• **REQUIRED ACTION**: Transcribe the records below. Leave nothing out and change nothing.

• **SUPPLIED DATA**:
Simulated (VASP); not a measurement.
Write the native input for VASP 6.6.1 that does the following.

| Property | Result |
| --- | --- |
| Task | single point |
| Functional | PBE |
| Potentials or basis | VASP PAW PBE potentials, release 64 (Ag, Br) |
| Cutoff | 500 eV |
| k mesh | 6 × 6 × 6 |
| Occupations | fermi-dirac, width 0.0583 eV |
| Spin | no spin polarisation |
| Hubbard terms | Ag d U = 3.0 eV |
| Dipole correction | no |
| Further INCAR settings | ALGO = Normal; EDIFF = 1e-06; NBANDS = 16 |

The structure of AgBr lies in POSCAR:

• **EXPECTED ANSWER**:
Simulated (VASP); not a measurement.
Write the native input for VASP 6.6.1 that does the following.

| Property | Result |
| --- | --- |
| Task | single point |
| Functional | PBE |
| Potentials or basis | VASP PAW PBE potentials, release 64 (Ag, Br) |
| Cutoff | 500 eV |
| k mesh | 6 × 6 × 6 |
| Occupations | fermi-dirac, width 0.0583 eV |
| Spin | no spin polarisation |
| Hubbard terms | Ag d U = 3.0 eV |
| Dipole correction | no |
| Further INCAR settings | ALGO = Normal; EDIFF = 1e-06; NBANDS = 16 |

The structure of AgBr lies in POSCAR:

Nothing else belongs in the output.